ASSIGNMENT: Quote exactly the lines from the start of the entries to the one with "width 0.1 eV |", both ends included.

-------- PROVIDED DATA --------

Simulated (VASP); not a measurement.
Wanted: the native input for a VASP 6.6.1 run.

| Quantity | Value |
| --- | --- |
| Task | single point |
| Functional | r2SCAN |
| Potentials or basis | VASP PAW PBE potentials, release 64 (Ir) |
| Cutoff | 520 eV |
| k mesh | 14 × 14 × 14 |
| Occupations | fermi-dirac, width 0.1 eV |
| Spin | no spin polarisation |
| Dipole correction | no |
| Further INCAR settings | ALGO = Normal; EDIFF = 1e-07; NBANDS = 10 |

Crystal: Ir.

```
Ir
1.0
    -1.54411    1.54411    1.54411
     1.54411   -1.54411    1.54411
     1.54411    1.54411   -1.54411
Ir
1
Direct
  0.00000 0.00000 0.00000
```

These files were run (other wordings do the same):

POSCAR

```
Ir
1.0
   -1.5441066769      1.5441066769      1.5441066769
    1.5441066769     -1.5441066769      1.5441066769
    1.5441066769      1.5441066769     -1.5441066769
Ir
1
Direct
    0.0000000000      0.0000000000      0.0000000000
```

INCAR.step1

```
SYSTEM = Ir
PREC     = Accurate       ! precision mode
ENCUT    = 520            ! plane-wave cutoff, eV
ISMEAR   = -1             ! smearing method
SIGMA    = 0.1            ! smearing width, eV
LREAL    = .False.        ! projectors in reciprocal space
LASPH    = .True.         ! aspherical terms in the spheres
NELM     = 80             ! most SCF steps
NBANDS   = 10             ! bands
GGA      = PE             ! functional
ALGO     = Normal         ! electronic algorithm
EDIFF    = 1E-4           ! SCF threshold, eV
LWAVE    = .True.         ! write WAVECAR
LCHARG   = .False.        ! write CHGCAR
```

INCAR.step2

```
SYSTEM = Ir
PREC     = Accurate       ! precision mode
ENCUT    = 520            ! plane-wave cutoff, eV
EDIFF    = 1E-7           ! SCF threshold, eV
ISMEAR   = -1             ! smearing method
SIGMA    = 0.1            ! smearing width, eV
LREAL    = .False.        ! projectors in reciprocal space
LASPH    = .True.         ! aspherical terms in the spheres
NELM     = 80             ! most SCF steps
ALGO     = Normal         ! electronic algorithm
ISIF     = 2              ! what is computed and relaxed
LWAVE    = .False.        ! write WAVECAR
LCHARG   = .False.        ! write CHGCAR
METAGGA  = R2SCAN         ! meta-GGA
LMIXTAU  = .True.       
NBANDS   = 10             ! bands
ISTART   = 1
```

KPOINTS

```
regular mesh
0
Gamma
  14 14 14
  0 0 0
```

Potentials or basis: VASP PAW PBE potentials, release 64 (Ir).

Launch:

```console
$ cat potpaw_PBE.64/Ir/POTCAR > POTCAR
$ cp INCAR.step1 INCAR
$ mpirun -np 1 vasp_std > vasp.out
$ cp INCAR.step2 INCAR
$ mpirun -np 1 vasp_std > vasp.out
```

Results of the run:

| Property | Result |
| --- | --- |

--------

WRITTEN SOLUTION:
Simulated (VASP); not a measurement.
Wanted: the native input for a VASP 6.6.1 run.

| Quantity | Value |
| --- | --- |
| Task | single point |
| Functional | r2SCAN |
| Potentials or basis | VASP PAW PBE potentials, release 64 (Ir) |
| Cutoff | 520 eV |
| k mesh | 14 × 14 × 14 |
| Occupations | fermi-dirac, width 0.1 eV |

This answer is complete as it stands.